• Activity: Please set down exactly the lines of the listing below from the line containing "- Occupations: fermi-dirac, width 0.15 eV" through the line containing "how much memory?", both lines included, leaving out all other lines.

(Dataset entries begins)

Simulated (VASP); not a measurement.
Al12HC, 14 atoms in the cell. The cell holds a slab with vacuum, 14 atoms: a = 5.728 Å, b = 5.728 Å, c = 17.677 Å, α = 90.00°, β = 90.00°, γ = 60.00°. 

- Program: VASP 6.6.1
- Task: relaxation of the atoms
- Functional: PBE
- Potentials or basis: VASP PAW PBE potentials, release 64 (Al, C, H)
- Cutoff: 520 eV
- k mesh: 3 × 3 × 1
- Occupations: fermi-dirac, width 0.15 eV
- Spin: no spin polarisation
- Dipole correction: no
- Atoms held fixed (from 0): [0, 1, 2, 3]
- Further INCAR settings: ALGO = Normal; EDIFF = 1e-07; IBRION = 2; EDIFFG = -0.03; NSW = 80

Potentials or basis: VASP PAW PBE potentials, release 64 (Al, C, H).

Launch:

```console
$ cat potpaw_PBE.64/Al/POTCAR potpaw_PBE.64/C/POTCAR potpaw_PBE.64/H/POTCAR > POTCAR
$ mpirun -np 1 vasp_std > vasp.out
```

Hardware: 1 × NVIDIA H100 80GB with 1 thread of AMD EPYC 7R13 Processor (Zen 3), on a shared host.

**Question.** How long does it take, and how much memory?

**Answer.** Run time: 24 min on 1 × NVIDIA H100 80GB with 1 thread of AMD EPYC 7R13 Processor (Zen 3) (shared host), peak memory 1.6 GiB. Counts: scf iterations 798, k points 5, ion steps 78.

(Dataset entries ends)

• Task solution:
- Occupations: fermi-dirac, width 0.15 eV
- Spin: no spin polarisation
- Dipole correction: no
- Atoms held fixed (from 0): [0, 1, 2, 3]
- Further INCAR settings: ALGO = Normal; EDIFF = 1e-07; IBRION = 2; EDIFFG = -0.03; NSW = 80

Potentials or basis: VASP PAW PBE potentials, release 64 (Al, C, H).

Launch:

```console
$ cat potpaw_PBE.64/Al/POTCAR potpaw_PBE.64/C/POTCAR potpaw_PBE.64/H/POTCAR > POTCAR
$ mpirun -np 1 vasp_std > vasp.out
```

Hardware: 1 × NVIDIA H100 80GB with 1 thread of AMD EPYC 7R13 Processor (Zen 3), on a shared host.

**Question.** How long does it take, and how much memory?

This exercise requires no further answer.